■ REQUIREMENT ■
Repeat the listing below word for word, stopping after the line that contains "The geometry at".

== DATA EXCERPTS ==

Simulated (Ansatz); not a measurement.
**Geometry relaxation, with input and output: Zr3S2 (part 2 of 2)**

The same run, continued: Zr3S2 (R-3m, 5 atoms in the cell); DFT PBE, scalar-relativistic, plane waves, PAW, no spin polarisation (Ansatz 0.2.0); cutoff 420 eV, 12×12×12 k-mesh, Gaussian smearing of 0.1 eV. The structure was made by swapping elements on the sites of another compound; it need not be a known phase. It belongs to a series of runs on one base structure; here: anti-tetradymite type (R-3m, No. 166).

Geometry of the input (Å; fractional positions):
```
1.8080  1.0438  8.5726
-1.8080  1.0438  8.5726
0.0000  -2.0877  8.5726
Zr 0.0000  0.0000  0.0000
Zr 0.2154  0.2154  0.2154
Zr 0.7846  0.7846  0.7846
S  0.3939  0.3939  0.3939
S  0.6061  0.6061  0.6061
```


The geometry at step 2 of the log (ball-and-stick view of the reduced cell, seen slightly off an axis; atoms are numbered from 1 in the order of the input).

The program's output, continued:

===

■ RESPONSE AREA ■
Simulated (Ansatz); not a measurement.
**Geometry relaxation, with input and output: Zr3S2 (part 2 of 2)**

The same run, continued: Zr3S2 (R-3m, 5 atoms in the cell); DFT PBE, scalar-relativistic, plane waves, PAW, no spin polarisation (Ansatz 0.2.0); cutoff 420 eV, 12×12×12 k-mesh, Gaussian smearing of 0.1 eV. The structure was made by swapping elements on the sites of another compound; it need not be a known phase. It belongs to a series of runs on one base structure; here: anti-tetradymite type (R-3m, No. 166).

Geometry of the input (Å; fractional positions):
```
1.8080  1.0438  8.5726
-1.8080  1.0438  8.5726
0.0000  -2.0877  8.5726
Zr 0.0000  0.0000  0.0000
Zr 0.2154  0.2154  0.2154
Zr 0.7846  0.7846  0.7846
S  0.3939  0.3939  0.3939
S  0.6061  0.6061  0.6061
```


The geometry at step 2 of the log (ball-and-stick view of the reduced cell, seen slightly off an axis; atoms are numbered from 1 in the order of the input).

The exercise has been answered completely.